▬▬▬
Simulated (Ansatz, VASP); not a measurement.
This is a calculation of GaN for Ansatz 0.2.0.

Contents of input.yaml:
▬▬▬

Work task
Take the entries above and copy them out exactly.

Exercise answer
Simulated (Ansatz, VASP); not a measurement.
This is a calculation of GaN for Ansatz 0.2.0.

Contents of input.yaml:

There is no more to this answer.